• Extracted records:
━━━━━━━━━━━━━━━━━━━━

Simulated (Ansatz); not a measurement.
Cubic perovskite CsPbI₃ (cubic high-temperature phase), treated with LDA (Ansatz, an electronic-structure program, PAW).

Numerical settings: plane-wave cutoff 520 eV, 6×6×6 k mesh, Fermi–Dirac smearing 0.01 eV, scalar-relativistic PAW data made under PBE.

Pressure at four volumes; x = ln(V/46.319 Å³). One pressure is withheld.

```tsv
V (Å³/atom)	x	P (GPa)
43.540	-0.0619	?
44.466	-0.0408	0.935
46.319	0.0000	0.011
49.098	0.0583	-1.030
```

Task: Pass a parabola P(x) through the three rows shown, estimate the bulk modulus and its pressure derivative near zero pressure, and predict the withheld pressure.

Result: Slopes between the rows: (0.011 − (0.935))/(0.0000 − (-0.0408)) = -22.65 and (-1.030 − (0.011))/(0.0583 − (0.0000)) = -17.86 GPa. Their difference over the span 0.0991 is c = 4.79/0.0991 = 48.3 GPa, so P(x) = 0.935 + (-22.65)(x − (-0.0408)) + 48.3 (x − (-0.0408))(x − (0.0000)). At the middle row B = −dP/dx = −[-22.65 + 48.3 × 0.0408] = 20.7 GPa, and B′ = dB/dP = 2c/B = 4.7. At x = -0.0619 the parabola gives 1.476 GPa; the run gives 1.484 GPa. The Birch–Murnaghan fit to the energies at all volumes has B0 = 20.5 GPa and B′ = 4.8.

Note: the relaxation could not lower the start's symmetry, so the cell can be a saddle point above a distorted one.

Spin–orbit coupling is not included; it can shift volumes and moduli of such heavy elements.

━━━━━━━━━━━━━━━━━━━━

• Assigned task: An exact copy of all the records above is needed.

• Answer box:
Simulated (Ansatz); not a measurement.
Cubic perovskite CsPbI₃ (cubic high-temperature phase), treated with LDA (Ansatz, an electronic-structure program, PAW).

Numerical settings: plane-wave cutoff 520 eV, 6×6×6 k mesh, Fermi–Dirac smearing 0.01 eV, scalar-relativistic PAW data made under PBE.

Pressure at four volumes; x = ln(V/46.319 Å³). One pressure is withheld.

```tsv
V (Å³/atom)	x	P (GPa)
43.540	-0.0619	?
44.466	-0.0408	0.935
46.319	0.0000	0.011
49.098	0.0583	-1.030
```

Task: Pass a parabola P(x) through the three rows shown, estimate the bulk modulus and its pressure derivative near zero pressure, and predict the withheld pressure.

Result: Slopes between the rows: (0.011 − (0.935))/(0.0000 − (-0.0408)) = -22.65 and (-1.030 − (0.011))/(0.0583 − (0.0000)) = -17.86 GPa. Their difference over the span 0.0991 is c = 4.79/0.0991 = 48.3 GPa, so P(x) = 0.935 + (-22.65)(x − (-0.0408)) + 48.3 (x − (-0.0408))(x − (0.0000)). At the middle row B = −dP/dx = −[-22.65 + 48.3 × 0.0408] = 20.7 GPa, and B′ = dB/dP = 2c/B = 4.7. At x = -0.0619 the parabola gives 1.476 GPa; the run gives 1.484 GPa. The Birch–Murnaghan fit to the energies at all volumes has B0 = 20.5 GPa and B′ = 4.8.

Note: the relaxation could not lower the start's symmetry, so the cell can be a saddle point above a distorted one.

Spin–orbit coupling is not included; it can shift volumes and moduli of such heavy elements.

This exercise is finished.